Records provided ▸
^^^^
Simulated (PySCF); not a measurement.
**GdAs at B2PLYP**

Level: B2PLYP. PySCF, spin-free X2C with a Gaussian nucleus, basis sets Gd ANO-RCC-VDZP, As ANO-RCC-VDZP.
^^^^

Assignment ▸ The records above need to be transcribed in full. Keep every character unchanged.

Answer area ▸
Simulated (PySCF); not a measurement.
**GdAs at B2PLYP**

Level: B2PLYP. PySCF, spin-free X2C with a Gaussian nucleus, basis sets Gd ANO-RCC-VDZP, As ANO-RCC-VDZP.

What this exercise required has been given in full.